LISTED ENTRIES:
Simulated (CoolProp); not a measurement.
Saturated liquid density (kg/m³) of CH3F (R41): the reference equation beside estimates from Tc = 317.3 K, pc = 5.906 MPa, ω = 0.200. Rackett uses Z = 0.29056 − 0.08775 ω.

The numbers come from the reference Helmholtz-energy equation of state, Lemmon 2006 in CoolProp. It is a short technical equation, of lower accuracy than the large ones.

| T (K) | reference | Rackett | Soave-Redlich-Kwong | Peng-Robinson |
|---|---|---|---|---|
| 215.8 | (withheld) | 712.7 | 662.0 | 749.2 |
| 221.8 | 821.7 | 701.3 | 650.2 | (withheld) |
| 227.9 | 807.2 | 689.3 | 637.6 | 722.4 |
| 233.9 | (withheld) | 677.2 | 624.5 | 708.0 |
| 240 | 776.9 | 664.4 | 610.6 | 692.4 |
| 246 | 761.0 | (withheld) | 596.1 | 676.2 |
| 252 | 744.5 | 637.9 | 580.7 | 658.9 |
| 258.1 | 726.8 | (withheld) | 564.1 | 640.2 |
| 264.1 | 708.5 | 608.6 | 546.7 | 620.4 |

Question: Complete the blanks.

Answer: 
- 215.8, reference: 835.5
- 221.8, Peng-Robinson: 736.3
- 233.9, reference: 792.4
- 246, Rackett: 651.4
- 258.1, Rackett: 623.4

EXERCISE: What you output must be the lines from the opening of the material above up to and including the line with "Saturated liquid density", reproduced exactly.

ANSWER SECTION:
Simulated (CoolProp); not a measurement.
Saturated liquid density (kg/m³) of CH3F (R41): the reference equation beside estimates from Tc = 317.3 K, pc = 5.906 MPa, ω = 0.200. Rackett uses Z = 0.29056 − 0.08775 ω.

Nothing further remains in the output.